■ Work task
Among the records that follow, set down only the lines from the one containing "NBANDS = 72 |" to the one containing "how much memory?", both included, exactly.

■ Information shown
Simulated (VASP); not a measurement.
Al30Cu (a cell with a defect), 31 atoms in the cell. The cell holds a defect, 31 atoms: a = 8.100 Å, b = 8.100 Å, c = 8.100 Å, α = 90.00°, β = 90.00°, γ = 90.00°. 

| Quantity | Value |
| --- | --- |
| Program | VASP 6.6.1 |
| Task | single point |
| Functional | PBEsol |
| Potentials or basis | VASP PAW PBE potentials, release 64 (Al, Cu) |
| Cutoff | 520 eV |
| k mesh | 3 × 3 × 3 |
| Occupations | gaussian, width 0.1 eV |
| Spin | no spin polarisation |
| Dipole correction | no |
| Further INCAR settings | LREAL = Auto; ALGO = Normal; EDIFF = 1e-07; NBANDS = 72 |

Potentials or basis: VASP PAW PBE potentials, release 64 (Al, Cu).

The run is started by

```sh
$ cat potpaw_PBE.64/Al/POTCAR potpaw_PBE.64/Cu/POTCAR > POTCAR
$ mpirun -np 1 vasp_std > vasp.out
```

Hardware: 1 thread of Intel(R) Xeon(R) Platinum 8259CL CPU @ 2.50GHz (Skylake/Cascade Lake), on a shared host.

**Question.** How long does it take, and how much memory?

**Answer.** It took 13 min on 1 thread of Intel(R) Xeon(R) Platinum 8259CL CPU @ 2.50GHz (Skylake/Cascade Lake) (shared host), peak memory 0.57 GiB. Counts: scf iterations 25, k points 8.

■ Answer space
| Further INCAR settings | LREAL = Auto; ALGO = Normal; EDIFF = 1e-07; NBANDS = 72 |

Potentials or basis: VASP PAW PBE potentials, release 64 (Al, Cu).

The run is started by

```sh
$ cat potpaw_PBE.64/Al/POTCAR potpaw_PBE.64/Cu/POTCAR > POTCAR
$ mpirun -np 1 vasp_std > vasp.out
```

Hardware: 1 thread of Intel(R) Xeon(R) Platinum 8259CL CPU @ 2.50GHz (Skylake/Cascade Lake), on a shared host.

**Question.** How long does it take, and how much memory?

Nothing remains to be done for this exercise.